Extracted material Block Start

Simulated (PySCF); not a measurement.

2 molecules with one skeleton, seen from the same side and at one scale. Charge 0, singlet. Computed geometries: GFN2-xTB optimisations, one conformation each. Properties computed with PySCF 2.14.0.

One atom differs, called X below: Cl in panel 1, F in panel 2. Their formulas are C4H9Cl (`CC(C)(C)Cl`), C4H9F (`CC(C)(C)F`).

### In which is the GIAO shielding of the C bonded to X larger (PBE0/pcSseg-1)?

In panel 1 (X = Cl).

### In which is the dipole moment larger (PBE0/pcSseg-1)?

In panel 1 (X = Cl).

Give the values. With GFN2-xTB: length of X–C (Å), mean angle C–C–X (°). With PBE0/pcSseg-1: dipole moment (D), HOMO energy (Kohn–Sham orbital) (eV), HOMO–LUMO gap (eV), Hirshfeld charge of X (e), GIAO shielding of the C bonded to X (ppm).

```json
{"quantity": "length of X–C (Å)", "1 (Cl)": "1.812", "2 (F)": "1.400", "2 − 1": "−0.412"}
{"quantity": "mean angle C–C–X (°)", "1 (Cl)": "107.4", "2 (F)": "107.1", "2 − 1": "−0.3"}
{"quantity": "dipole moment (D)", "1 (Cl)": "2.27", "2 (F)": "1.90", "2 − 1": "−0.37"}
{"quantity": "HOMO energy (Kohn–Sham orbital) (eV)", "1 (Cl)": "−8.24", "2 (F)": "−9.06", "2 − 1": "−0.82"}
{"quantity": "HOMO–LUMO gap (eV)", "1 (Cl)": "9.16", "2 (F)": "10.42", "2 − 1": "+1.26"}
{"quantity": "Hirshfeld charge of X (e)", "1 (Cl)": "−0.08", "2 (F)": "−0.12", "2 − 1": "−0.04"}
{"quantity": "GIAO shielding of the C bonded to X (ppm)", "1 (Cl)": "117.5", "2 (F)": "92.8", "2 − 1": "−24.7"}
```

Extracted material Block End

— Required action —
Nothing but the lines from the first line of the data through the line with "2 molecules with" should be returned, exactly as they appear, both ends included.

— Your solution —
Simulated (PySCF); not a measurement.

2 molecules with one skeleton, seen from the same side and at one scale. Charge 0, singlet. Computed geometries: GFN2-xTB optimisations, one conformation each. Properties computed with PySCF 2.14.0.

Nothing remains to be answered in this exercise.